## ACTION ITEM
Go through the data from its first line and retype each line, stopping once the line containing "A: B (-7.0 GPa), A" has been retyped.

## RECORD EXCERPTS
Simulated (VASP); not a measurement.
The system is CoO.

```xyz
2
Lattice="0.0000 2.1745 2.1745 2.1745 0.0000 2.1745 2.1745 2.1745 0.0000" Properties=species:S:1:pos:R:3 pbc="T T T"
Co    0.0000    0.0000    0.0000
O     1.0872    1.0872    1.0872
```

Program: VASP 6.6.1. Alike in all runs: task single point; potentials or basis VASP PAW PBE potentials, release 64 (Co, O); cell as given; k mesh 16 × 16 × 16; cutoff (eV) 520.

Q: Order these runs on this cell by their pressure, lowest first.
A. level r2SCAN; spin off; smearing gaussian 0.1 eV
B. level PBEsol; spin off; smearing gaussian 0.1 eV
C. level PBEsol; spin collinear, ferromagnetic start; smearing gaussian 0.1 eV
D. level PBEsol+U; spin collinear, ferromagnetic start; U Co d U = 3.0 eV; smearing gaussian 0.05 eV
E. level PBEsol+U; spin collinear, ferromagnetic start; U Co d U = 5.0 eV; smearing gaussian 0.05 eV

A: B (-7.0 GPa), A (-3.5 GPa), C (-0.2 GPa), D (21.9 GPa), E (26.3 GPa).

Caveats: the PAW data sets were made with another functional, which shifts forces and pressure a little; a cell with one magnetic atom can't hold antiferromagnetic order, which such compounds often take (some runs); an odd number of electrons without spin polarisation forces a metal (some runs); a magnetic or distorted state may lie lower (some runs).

## TASK RESPONSE
Simulated (VASP); not a measurement.
The system is CoO.

```xyz
2
Lattice="0.0000 2.1745 2.1745 2.1745 0.0000 2.1745 2.1745 2.1745 0.0000" Properties=species:S:1:pos:R:3 pbc="T T T"
Co    0.0000    0.0000    0.0000
O     1.0872    1.0872    1.0872
```

Program: VASP 6.6.1. Alike in all runs: task single point; potentials or basis VASP PAW PBE potentials, release 64 (Co, O); cell as given; k mesh 16 × 16 × 16; cutoff (eV) 520.

Q: Order these runs on this cell by their pressure, lowest first.
A. level r2SCAN; spin off; smearing gaussian 0.1 eV
B. level PBEsol; spin off; smearing gaussian 0.1 eV
C. level PBEsol; spin collinear, ferromagnetic start; smearing gaussian 0.1 eV
D. level PBEsol+U; spin collinear, ferromagnetic start; U Co d U = 3.0 eV; smearing gaussian 0.05 eV
E. level PBEsol+U; spin collinear, ferromagnetic start; U Co d U = 5.0 eV; smearing gaussian 0.05 eV

A: B (-7.0 GPa), A (-3.5 GPa), C (-0.2 GPa), D (21.9 GPa), E (26.3 GPa).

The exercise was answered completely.